**REQUIRED ACTION**. All lines up to and including the one that contains "The first step" are to be transcribed exactly, starting from the first line of the records.

-------- GIVEN INFORMATION

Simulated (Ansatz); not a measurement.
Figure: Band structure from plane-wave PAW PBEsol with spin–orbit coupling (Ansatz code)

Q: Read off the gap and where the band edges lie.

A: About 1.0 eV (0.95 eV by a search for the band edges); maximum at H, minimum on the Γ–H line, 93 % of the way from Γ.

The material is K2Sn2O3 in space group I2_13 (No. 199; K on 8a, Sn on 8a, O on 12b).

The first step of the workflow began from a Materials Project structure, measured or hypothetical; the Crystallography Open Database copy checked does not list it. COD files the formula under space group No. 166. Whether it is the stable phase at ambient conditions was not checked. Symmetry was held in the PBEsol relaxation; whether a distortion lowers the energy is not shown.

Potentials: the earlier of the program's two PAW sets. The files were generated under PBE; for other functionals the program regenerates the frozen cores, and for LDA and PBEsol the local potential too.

----------------

**YOUR RESPONSE**.
Simulated (Ansatz); not a measurement.
Figure: Band structure from plane-wave PAW PBEsol with spin–orbit coupling (Ansatz code)

Q: Read off the gap and where the band edges lie.

A: About 1.0 eV (0.95 eV by a search for the band edges); maximum at H, minimum on the Γ–H line, 93 % of the way from Γ.

The material is K2Sn2O3 in space group I2_13 (No. 199; K on 8a, Sn on 8a, O on 12b).

The first step of the workflow began from a Materials Project structure, measured or hypothetical; the Crystallography Open Database copy checked does not list it. COD files the formula under space group No. 166. Whether it is the stable phase at ambient conditions was not checked. Symmetry was held in the PBEsol relaxation; whether a distortion lowers the energy is not shown.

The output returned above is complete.